╭─ ENTRIES SUPPLIED
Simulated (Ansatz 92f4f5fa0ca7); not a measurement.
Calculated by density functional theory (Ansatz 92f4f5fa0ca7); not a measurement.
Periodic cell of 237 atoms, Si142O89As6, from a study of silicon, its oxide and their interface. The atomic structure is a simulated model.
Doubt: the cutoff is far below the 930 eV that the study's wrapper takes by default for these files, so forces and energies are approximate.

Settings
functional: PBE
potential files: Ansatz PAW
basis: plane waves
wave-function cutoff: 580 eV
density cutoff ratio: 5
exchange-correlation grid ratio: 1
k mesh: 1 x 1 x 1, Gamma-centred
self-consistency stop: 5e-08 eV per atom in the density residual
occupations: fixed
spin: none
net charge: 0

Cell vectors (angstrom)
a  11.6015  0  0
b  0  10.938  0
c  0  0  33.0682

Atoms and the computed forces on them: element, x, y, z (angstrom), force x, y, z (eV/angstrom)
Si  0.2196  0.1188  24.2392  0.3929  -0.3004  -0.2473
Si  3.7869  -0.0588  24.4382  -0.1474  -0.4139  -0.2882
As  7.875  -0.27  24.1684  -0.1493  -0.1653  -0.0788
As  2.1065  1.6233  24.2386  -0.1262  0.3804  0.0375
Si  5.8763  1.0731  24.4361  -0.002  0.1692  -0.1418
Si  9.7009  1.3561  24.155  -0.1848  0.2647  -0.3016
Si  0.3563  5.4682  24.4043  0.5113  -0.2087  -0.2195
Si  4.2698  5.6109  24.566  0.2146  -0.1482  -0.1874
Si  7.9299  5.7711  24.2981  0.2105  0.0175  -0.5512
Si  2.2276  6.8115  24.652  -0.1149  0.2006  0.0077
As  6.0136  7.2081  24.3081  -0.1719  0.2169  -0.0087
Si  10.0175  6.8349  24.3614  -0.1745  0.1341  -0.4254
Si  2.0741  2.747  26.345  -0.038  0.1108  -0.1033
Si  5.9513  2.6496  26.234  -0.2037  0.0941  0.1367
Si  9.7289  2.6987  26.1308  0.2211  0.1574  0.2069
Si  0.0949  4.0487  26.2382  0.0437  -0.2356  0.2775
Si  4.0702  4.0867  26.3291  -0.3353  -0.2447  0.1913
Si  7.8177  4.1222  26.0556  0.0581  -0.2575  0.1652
╰─

■ ASSIGNED TASK:
Reproduce the entries exactly, but only from their first line to the line holding "exchange-correlation grid ratio: 1", with that last line kept.

■ TASK RESULT:
Simulated (Ansatz 92f4f5fa0ca7); not a measurement.
Calculated by density functional theory (Ansatz 92f4f5fa0ca7); not a measurement.
Periodic cell of 237 atoms, Si142O89As6, from a study of silicon, its oxide and their interface. The atomic structure is a simulated model.
Doubt: the cutoff is far below the 930 eV that the study's wrapper takes by default for these files, so forces and energies are approximate.

Settings
functional: PBE
potential files: Ansatz PAW
basis: plane waves
wave-function cutoff: 580 eV
density cutoff ratio: 5
exchange-correlation grid ratio: 1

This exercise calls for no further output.